:: Exercise ::
Nothing but a full, exact copy of the data is needed.

:: Dataset entries ::
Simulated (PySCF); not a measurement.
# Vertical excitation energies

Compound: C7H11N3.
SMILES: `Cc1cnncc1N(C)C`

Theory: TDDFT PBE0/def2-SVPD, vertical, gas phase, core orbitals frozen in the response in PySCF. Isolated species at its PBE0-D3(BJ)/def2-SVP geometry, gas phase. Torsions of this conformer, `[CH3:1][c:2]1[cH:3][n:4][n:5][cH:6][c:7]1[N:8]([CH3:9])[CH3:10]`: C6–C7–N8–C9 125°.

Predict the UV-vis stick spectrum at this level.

:: Your response ::
Simulated (PySCF); not a measurement.
# Vertical excitation energies

Compound: C7H11N3.
SMILES: `Cc1cnncc1N(C)C`

Theory: TDDFT PBE0/def2-SVPD, vertical, gas phase, core orbitals frozen in the response in PySCF. Isolated species at its PBE0-D3(BJ)/def2-SVP geometry, gas phase. Torsions of this conformer, `[CH3:1][c:2]1[cH:3][n:4][n:5][cH:6][c:7]1[N:8]([CH3:9])[CH3:10]`: C6–C7–N8–C9 125°.

Predict the UV-vis stick spectrum at this level.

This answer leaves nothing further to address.